Work item:
Send back all of the records, each one exactly as written.

◇ ◇ ◇ ◇

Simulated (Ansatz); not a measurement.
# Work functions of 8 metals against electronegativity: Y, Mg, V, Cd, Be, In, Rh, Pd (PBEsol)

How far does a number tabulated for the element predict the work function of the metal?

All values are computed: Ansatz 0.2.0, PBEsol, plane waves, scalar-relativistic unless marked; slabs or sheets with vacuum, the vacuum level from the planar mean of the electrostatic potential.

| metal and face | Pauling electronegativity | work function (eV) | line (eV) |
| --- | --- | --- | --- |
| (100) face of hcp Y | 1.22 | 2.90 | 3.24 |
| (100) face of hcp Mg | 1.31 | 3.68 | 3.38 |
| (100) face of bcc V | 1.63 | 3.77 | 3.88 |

◇ ◇ ◇ ◇

Answer space:
Simulated (Ansatz); not a measurement.
# Work functions of 8 metals against electronegativity: Y, Mg, V, Cd, Be, In, Rh, Pd (PBEsol)

How far does a number tabulated for the element predict the work function of the metal?

All values are computed: Ansatz 0.2.0, PBEsol, plane waves, scalar-relativistic unless marked; slabs or sheets with vacuum, the vacuum level from the planar mean of the electrostatic potential.

| metal and face | Pauling electronegativity | work function (eV) | line (eV) |
| --- | --- | --- | --- |
| (100) face of hcp Y | 1.22 | 2.90 | 3.24 |
| (100) face of hcp Mg | 1.31 | 3.68 | 3.38 |
| (100) face of bcc V | 1.63 | 3.77 | 3.88 |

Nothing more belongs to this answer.